╔══
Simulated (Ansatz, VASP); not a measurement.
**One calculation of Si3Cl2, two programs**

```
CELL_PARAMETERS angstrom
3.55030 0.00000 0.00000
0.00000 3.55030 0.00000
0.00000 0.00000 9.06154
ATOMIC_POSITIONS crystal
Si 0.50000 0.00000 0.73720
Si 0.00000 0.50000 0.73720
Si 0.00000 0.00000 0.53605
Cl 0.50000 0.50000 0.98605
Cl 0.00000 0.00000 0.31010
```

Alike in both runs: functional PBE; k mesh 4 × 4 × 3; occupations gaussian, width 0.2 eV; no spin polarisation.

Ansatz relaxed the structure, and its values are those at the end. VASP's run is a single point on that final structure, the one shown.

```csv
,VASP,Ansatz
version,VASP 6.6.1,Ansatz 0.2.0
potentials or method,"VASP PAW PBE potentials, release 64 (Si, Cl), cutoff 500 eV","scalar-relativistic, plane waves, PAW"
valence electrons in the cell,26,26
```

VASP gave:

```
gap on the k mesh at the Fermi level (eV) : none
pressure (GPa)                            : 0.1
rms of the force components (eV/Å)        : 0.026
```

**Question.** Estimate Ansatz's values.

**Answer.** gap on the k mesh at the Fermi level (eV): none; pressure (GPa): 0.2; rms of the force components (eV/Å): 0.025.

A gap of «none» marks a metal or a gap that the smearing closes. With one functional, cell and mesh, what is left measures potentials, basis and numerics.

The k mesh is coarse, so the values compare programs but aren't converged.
╚══

**Task item:** Only one stretch is wanted, so please give again exactly the lines from the start of the data through the line containing "basis and numerics.", both ends included.

**Result:**
Simulated (Ansatz, VASP); not a measurement.
**One calculation of Si3Cl2, two programs**

```
CELL_PARAMETERS angstrom
3.55030 0.00000 0.00000
0.00000 3.55030 0.00000
0.00000 0.00000 9.06154
ATOMIC_POSITIONS crystal
Si 0.50000 0.00000 0.73720
Si 0.00000 0.50000 0.73720
Si 0.00000 0.00000 0.53605
Cl 0.50000 0.50000 0.98605
Cl 0.00000 0.00000 0.31010
```

Alike in both runs: functional PBE; k mesh 4 × 4 × 3; occupations gaussian, width 0.2 eV; no spin polarisation.

Ansatz relaxed the structure, and its values are those at the end. VASP's run is a single point on that final structure, the one shown.

```csv
,VASP,Ansatz
version,VASP 6.6.1,Ansatz 0.2.0
potentials or method,"VASP PAW PBE potentials, release 64 (Si, Cl), cutoff 500 eV","scalar-relativistic, plane waves, PAW"
valence electrons in the cell,26,26
```

VASP gave:

```
gap on the k mesh at the Fermi level (eV) : none
pressure (GPa)                            : 0.1
rms of the force components (eV/Å)        : 0.026
```

**Question.** Estimate Ansatz's values.

**Answer.** gap on the k mesh at the Fermi level (eV): none; pressure (GPa): 0.2; rms of the force components (eV/Å): 0.025.

A gap of «none» marks a metal or a gap that the smearing closes. With one functional, cell and mesh, what is left measures potentials, basis and numerics.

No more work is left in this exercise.